For the entries below, repeat exactly each line starting with the one that contains "35.1, 23.2 ppm |" and going on through the one that contains "1.60, 1.38 ppm |", and no others.

──────────────────────────────

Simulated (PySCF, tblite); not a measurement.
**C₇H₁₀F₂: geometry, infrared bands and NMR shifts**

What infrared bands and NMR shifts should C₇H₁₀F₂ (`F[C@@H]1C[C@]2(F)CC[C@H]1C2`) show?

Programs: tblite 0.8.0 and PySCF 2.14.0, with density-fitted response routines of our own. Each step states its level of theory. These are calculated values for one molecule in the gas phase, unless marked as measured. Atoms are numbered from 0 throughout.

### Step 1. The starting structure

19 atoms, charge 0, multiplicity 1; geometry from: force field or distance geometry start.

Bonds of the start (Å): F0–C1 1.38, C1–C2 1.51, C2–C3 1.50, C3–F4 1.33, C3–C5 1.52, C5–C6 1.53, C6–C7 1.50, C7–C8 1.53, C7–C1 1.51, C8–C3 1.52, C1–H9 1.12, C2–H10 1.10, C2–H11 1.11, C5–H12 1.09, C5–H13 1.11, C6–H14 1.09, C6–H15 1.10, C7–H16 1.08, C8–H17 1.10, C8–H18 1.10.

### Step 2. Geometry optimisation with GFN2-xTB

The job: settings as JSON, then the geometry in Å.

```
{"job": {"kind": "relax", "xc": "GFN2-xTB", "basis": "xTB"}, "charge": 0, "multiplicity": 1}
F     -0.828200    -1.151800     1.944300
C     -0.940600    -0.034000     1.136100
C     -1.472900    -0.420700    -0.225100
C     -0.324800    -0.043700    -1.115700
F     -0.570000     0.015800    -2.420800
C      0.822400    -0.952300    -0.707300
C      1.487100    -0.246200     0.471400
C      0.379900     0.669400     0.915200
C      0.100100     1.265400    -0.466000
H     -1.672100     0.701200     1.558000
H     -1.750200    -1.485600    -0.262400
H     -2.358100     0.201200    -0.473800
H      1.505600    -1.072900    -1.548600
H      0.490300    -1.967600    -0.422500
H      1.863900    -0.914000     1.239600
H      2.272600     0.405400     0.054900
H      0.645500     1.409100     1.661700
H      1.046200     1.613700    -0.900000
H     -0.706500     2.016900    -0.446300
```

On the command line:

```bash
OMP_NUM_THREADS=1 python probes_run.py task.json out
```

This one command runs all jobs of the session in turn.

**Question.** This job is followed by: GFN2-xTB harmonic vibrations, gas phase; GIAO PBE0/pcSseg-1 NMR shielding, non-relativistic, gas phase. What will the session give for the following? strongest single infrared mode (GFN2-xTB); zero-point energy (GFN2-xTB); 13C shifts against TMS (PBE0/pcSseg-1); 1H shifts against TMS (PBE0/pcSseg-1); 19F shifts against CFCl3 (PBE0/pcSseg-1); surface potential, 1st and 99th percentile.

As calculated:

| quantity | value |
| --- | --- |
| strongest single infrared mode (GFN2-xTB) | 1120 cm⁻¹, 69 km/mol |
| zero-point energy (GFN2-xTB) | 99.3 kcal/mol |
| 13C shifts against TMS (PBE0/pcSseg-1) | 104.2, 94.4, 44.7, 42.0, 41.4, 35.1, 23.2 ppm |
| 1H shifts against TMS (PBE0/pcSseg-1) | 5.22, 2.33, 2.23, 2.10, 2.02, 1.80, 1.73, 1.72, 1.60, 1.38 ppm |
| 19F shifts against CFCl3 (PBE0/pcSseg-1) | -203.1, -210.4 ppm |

──────────────────────────────

**Solution:**
| 13C shifts against TMS (PBE0/pcSseg-1) | 104.2, 94.4, 44.7, 42.0, 41.4, 35.1, 23.2 ppm |
| 1H shifts against TMS (PBE0/pcSseg-1) | 5.22, 2.33, 2.23, 2.10, 2.02, 1.80, 1.73, 1.72, 1.60, 1.38 ppm |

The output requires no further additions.